++++ MATERIAL SUPPLIED

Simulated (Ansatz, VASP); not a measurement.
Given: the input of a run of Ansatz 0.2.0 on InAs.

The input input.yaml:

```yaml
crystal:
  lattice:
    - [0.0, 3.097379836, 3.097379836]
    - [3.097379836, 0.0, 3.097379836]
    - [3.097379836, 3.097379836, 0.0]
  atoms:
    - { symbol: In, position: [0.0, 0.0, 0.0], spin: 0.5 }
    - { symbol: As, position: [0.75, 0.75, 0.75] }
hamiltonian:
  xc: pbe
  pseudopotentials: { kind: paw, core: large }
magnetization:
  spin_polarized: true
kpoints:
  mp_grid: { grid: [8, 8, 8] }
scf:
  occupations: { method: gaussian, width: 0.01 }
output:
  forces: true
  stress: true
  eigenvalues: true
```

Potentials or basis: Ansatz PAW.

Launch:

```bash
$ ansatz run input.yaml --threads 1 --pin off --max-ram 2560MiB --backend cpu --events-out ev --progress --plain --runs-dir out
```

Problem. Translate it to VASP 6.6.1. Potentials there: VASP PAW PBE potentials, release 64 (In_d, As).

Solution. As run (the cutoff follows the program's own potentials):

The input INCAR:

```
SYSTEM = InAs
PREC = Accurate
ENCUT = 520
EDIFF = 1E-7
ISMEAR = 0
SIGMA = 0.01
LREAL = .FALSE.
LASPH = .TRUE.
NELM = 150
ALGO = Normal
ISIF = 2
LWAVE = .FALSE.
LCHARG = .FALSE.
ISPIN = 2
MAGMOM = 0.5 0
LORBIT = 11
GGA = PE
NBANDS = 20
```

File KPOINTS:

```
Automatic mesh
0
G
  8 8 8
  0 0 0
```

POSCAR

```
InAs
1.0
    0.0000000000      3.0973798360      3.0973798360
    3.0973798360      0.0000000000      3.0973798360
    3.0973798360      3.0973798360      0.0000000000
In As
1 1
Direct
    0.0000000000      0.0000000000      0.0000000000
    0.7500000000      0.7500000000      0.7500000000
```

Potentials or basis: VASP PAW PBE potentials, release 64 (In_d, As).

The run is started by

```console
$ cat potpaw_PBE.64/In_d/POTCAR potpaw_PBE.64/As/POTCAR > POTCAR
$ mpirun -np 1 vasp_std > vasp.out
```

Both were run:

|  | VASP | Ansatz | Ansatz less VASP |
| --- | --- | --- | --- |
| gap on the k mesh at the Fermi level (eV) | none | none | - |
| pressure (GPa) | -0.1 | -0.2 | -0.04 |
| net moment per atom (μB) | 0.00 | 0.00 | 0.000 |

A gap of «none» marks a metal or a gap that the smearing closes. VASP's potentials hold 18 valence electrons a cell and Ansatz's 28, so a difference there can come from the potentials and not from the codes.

++++++++

* **ASSIGNED TASK**: Take exactly the lines from the one containing "The run is started by" through the one containing "0.00 | 0.000 |" in the data above, and output them with nothing added.

* **EXERCISE OUTPUT**:
The run is started by

```console
$ cat potpaw_PBE.64/In_d/POTCAR potpaw_PBE.64/As/POTCAR > POTCAR
$ mpirun -np 1 vasp_std > vasp.out
```

Both were run:

|  | VASP | Ansatz | Ansatz less VASP |
| --- | --- | --- | --- |
| gap on the k mesh at the Fermi level (eV) | none | none | - |
| pressure (GPa) | -0.1 | -0.2 | -0.04 |
| net moment per atom (μB) | 0.00 | 0.00 | 0.000 |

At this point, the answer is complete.